## WORK ORDER:
Your task is to write out exactly the lines of the listing below, from the first down to the line that holds "128 | -27.47 |".

## DATA EXTRACT:
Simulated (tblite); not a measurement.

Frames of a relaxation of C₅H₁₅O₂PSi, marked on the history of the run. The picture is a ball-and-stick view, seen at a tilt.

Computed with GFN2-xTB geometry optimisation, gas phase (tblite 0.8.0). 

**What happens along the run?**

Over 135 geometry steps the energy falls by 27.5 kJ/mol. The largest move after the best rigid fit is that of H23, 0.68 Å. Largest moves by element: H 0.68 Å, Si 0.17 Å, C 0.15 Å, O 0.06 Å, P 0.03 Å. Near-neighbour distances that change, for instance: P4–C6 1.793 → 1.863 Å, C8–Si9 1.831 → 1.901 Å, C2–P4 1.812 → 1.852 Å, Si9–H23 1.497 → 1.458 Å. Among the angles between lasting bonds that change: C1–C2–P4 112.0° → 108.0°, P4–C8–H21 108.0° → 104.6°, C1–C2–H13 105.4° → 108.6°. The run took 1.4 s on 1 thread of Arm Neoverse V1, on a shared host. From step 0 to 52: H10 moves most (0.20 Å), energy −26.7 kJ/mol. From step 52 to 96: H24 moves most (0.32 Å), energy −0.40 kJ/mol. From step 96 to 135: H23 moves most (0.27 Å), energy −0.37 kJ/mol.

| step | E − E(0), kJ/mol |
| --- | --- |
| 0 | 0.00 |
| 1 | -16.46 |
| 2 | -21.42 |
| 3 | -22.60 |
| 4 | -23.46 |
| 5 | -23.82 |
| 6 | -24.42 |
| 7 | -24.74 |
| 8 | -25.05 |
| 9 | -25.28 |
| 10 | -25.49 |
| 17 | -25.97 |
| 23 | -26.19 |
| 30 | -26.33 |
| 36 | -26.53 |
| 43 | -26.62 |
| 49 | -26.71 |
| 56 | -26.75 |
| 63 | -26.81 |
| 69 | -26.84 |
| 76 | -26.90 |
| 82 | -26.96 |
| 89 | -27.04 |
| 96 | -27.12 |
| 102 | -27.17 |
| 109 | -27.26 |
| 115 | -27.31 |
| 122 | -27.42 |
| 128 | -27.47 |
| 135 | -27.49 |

## ANSWER SECTION:
Simulated (tblite); not a measurement.

Frames of a relaxation of C₅H₁₅O₂PSi, marked on the history of the run. The picture is a ball-and-stick view, seen at a tilt.

Computed with GFN2-xTB geometry optimisation, gas phase (tblite 0.8.0). 

**What happens along the run?**

Over 135 geometry steps the energy falls by 27.5 kJ/mol. The largest move after the best rigid fit is that of H23, 0.68 Å. Largest moves by element: H 0.68 Å, Si 0.17 Å, C 0.15 Å, O 0.06 Å, P 0.03 Å. Near-neighbour distances that change, for instance: P4–C6 1.793 → 1.863 Å, C8–Si9 1.831 → 1.901 Å, C2–P4 1.812 → 1.852 Å, Si9–H23 1.497 → 1.458 Å. Among the angles between lasting bonds that change: C1–C2–P4 112.0° → 108.0°, P4–C8–H21 108.0° → 104.6°, C1–C2–H13 105.4° → 108.6°. The run took 1.4 s on 1 thread of Arm Neoverse V1, on a shared host. From step 0 to 52: H10 moves most (0.20 Å), energy −26.7 kJ/mol. From step 52 to 96: H24 moves most (0.32 Å), energy −0.40 kJ/mol. From step 96 to 135: H23 moves most (0.27 Å), energy −0.37 kJ/mol.

| step | E − E(0), kJ/mol |
| --- | --- |
| 0 | 0.00 |
| 1 | -16.46 |
| 2 | -21.42 |
| 3 | -22.60 |
| 4 | -23.46 |
| 5 | -23.82 |
| 6 | -24.42 |
| 7 | -24.74 |
| 8 | -25.05 |
| 9 | -25.28 |
| 10 | -25.49 |
| 17 | -25.97 |
| 23 | -26.19 |
| 30 | -26.33 |
| 36 | -26.53 |
| 43 | -26.62 |
| 49 | -26.71 |
| 56 | -26.75 |
| 63 | -26.81 |
| 69 | -26.84 |
| 76 | -26.90 |
| 82 | -26.96 |
| 89 | -27.04 |
| 96 | -27.12 |
| 102 | -27.17 |
| 109 | -27.26 |
| 115 | -27.31 |
| 122 | -27.42 |
| 128 | -27.47 |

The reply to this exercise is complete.